Requirement: Transcribe all records exactly.

+++
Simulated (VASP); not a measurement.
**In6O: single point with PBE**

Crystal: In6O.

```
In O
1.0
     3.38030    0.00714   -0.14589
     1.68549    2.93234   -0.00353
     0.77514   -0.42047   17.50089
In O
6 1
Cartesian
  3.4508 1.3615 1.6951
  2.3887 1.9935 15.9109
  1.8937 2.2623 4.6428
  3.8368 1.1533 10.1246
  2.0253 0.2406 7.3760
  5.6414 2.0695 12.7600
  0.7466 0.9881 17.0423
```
+++

Exercise output:
Simulated (VASP); not a measurement.
**In6O: single point with PBE**

Crystal: In6O.

```
In O
1.0
     3.38030    0.00714   -0.14589
     1.68549    2.93234   -0.00353
     0.77514   -0.42047   17.50089
In O
6 1
Cartesian
  3.4508 1.3615 1.6951
  2.3887 1.9935 15.9109
  1.8937 2.2623 4.6428
  3.8368 1.1533 10.1246
  2.0253 0.2406 7.3760
  5.6414 2.0695 12.7600
  0.7466 0.9881 17.0423
```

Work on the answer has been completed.